____ Information supplied

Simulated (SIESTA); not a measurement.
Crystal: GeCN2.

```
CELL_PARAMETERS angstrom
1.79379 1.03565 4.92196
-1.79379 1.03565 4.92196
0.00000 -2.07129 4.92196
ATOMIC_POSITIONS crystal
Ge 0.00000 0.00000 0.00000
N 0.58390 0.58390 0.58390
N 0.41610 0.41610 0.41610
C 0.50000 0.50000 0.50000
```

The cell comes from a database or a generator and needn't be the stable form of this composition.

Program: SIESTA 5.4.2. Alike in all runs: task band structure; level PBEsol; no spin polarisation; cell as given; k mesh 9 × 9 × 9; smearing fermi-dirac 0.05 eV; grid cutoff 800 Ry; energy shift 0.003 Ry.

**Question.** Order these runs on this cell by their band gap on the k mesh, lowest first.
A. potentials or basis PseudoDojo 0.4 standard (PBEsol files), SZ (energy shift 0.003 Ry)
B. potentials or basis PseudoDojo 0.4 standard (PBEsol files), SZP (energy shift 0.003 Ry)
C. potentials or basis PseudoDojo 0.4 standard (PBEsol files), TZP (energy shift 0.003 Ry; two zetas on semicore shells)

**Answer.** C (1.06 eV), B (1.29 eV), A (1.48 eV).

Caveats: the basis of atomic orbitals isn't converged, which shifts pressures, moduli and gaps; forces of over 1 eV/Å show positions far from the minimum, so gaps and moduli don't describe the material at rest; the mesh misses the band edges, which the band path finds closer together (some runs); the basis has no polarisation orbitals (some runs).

________

Exercise: Set down, exactly as they appear above, all lines from the one that has "B. potentials or" down to the one that has "A (1.48 eV).", including those two and no others.

Worked solution:
B. potentials or basis PseudoDojo 0.4 standard (PBEsol files), SZP (energy shift 0.003 Ry)
C. potentials or basis PseudoDojo 0.4 standard (PBEsol files), TZP (energy shift 0.003 Ry; two zetas on semicore shells)

**Answer.** C (1.06 eV), B (1.29 eV), A (1.48 eV).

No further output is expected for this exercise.